◆ **ACTION ITEM**
Below are records; reproduce exactly the lines from the one that has "none | (a) |" through the one that has "Caveats: the PAW", ends included, and nothing more.

◆ **INFORMATION SUPPLIED**
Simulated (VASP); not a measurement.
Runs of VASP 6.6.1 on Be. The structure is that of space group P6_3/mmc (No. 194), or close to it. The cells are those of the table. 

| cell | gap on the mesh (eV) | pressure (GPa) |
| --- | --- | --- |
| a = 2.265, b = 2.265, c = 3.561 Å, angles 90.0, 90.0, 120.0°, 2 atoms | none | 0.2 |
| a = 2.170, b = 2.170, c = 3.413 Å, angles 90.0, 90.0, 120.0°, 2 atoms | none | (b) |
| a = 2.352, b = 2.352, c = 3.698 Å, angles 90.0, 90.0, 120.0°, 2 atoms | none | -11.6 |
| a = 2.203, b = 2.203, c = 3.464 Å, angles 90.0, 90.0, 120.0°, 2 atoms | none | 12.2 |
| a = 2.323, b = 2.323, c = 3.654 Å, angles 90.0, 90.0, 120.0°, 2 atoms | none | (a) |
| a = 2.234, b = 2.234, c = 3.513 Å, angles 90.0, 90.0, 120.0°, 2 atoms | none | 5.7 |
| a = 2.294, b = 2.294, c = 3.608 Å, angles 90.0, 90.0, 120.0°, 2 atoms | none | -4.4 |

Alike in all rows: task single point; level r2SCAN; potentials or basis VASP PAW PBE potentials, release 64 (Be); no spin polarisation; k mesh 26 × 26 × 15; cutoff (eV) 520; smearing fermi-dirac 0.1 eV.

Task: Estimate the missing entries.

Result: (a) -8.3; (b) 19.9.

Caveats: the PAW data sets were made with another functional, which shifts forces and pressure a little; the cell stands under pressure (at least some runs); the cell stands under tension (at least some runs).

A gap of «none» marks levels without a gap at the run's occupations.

◆ **RESPONSE AREA**
| a = 2.323, b = 2.323, c = 3.654 Å, angles 90.0, 90.0, 120.0°, 2 atoms | none | (a) |
| a = 2.234, b = 2.234, c = 3.513 Å, angles 90.0, 90.0, 120.0°, 2 atoms | none | 5.7 |
| a = 2.294, b = 2.294, c = 3.608 Å, angles 90.0, 90.0, 120.0°, 2 atoms | none | -4.4 |

Alike in all rows: task single point; level r2SCAN; potentials or basis VASP PAW PBE potentials, release 64 (Be); no spin polarisation; k mesh 26 × 26 × 15; cutoff (eV) 520; smearing fermi-dirac 0.1 eV.

Task: Estimate the missing entries.

Result: (a) -8.3; (b) 19.9.

Caveats: the PAW data sets were made with another functional, which shifts forces and pressure a little; the cell stands under pressure (at least some runs); the cell stands under tension (at least some runs).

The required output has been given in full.